Task item: The line containing "# Cross-check of" marks the end: write out exactly every line from the first line of the data below through that line, and only those.

Data under study:
-- -- --
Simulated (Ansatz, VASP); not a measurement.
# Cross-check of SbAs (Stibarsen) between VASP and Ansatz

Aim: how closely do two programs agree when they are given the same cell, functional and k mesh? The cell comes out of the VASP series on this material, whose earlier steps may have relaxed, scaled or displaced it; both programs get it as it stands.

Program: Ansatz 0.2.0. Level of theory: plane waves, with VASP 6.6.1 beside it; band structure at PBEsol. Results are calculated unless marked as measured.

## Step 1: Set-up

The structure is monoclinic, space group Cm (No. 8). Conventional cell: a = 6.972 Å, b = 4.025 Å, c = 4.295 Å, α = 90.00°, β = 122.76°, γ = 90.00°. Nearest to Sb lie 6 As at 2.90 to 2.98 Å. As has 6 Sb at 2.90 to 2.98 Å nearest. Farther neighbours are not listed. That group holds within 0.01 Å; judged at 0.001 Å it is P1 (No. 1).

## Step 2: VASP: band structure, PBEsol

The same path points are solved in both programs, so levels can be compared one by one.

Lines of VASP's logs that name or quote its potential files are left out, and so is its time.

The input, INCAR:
-- -- --

Expected answer:
Simulated (Ansatz, VASP); not a measurement.
# Cross-check of SbAs (Stibarsen) between VASP and Ansatz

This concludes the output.